▶ _Assignment_: Reproduce the full set of records verbatim.

▶ _Entries shown_:
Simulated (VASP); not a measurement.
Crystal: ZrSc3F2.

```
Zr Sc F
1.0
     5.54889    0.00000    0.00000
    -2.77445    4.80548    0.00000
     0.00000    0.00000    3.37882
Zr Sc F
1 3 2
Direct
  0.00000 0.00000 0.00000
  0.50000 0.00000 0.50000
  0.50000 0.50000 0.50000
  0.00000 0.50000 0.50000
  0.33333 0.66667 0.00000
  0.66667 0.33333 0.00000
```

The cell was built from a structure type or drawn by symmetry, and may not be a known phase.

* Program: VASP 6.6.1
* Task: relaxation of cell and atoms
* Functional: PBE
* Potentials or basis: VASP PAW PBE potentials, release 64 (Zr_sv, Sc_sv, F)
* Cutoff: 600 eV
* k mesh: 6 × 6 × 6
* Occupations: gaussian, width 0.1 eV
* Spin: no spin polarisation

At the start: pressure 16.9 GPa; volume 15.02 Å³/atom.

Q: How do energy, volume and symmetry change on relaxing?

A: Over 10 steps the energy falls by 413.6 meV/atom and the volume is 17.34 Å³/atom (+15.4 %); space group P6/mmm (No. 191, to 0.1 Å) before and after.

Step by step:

▶ _Expected answer_:
Simulated (VASP); not a measurement.
Crystal: ZrSc3F2.

```
Zr Sc F
1.0
     5.54889    0.00000    0.00000
    -2.77445    4.80548    0.00000
     0.00000    0.00000    3.37882
Zr Sc F
1 3 2
Direct
  0.00000 0.00000 0.00000
  0.50000 0.00000 0.50000
  0.50000 0.50000 0.50000
  0.00000 0.50000 0.50000
  0.33333 0.66667 0.00000
  0.66667 0.33333 0.00000
```

The cell was built from a structure type or drawn by symmetry, and may not be a known phase.

* Program: VASP 6.6.1
* Task: relaxation of cell and atoms
* Functional: PBE
* Potentials or basis: VASP PAW PBE potentials, release 64 (Zr_sv, Sc_sv, F)
* Cutoff: 600 eV
* k mesh: 6 × 6 × 6
* Occupations: gaussian, width 0.1 eV
* Spin: no spin polarisation

At the start: pressure 16.9 GPa; volume 15.02 Å³/atom.

Q: How do energy, volume and symmetry change on relaxing?

A: Over 10 steps the energy falls by 413.6 meV/atom and the volume is 17.34 Å³/atom (+15.4 %); space group P6/mmm (No. 191, to 0.1 Å) before and after.

Step by step:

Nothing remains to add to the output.